DATA SUPPLIED:
# # # # # # #

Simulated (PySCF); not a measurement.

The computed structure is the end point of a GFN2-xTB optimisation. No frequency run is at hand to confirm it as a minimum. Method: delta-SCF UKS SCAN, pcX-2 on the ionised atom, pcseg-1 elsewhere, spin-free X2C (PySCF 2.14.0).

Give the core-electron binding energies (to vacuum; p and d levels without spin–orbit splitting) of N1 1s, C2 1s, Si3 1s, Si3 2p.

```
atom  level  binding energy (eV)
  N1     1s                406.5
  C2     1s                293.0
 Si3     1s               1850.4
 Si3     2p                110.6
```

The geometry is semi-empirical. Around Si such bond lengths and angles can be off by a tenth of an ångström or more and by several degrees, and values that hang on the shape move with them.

# # # # # # #

The records above must be retyped in full. Keep each one exactly as it is.

Simulated (PySCF); not a measurement.

The computed structure is the end point of a GFN2-xTB optimisation. No frequency run is at hand to confirm it as a minimum. Method: delta-SCF UKS SCAN, pcX-2 on the ionised atom, pcseg-1 elsewhere, spin-free X2C (PySCF 2.14.0).

Give the core-electron binding energies (to vacuum; p and d levels without spin–orbit splitting) of N1 1s, C2 1s, Si3 1s, Si3 2p.

```
atom  level  binding energy (eV)
  N1     1s                406.5
  C2     1s                293.0
 Si3     1s               1850.4
 Si3     2p                110.6
```

The geometry is semi-empirical. Around Si such bond lengths and angles can be off by a tenth of an ångström or more and by several degrees, and values that hang on the shape move with them.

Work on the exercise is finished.